DATASET EXTRACT:
_ _ _ _

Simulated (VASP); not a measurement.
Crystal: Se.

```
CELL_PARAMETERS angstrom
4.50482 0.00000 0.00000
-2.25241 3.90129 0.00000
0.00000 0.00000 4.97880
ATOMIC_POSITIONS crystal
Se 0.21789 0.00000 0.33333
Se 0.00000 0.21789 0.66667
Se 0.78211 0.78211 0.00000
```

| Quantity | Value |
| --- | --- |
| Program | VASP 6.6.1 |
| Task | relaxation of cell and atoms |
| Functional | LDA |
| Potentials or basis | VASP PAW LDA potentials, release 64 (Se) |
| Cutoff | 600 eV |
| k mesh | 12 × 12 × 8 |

_ _ _ _

ACTIVITY: In full and without alteration, output the listing.

TASK RESULT:
Simulated (VASP); not a measurement.
Crystal: Se.

```
CELL_PARAMETERS angstrom
4.50482 0.00000 0.00000
-2.25241 3.90129 0.00000
0.00000 0.00000 4.97880
ATOMIC_POSITIONS crystal
Se 0.21789 0.00000 0.33333
Se 0.00000 0.21789 0.66667
Se 0.78211 0.78211 0.00000
```

| Quantity | Value |
| --- | --- |
| Program | VASP 6.6.1 |
| Task | relaxation of cell and atoms |
| Functional | LDA |
| Potentials or basis | VASP PAW LDA potentials, release 64 (Se) |
| Cutoff | 600 eV |
| k mesh | 12 × 12 × 8 |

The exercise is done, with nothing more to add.